**EXTRACTED INFORMATION:**
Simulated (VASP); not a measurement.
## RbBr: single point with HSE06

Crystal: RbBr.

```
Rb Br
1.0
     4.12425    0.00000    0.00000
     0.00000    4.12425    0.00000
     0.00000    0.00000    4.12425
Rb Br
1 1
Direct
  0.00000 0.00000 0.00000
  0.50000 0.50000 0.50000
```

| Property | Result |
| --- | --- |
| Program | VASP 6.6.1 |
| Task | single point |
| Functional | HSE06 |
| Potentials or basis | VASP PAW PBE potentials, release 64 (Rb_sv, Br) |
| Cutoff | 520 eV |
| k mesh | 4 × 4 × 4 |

**BRIEF:**
Would you set down every entry again, exactly?

**ANSWER SECTION:**
Simulated (VASP); not a measurement.
## RbBr: single point with HSE06

Crystal: RbBr.

```
Rb Br
1.0
     4.12425    0.00000    0.00000
     0.00000    4.12425    0.00000
     0.00000    0.00000    4.12425
Rb Br
1 1
Direct
  0.00000 0.00000 0.00000
  0.50000 0.50000 0.50000
```

| Property | Result |
| --- | --- |
| Program | VASP 6.6.1 |
| Task | single point |
| Functional | HSE06 |
| Potentials or basis | VASP PAW PBE potentials, release 64 (Rb_sv, Br) |
| Cutoff | 520 eV |
| k mesh | 4 × 4 × 4 |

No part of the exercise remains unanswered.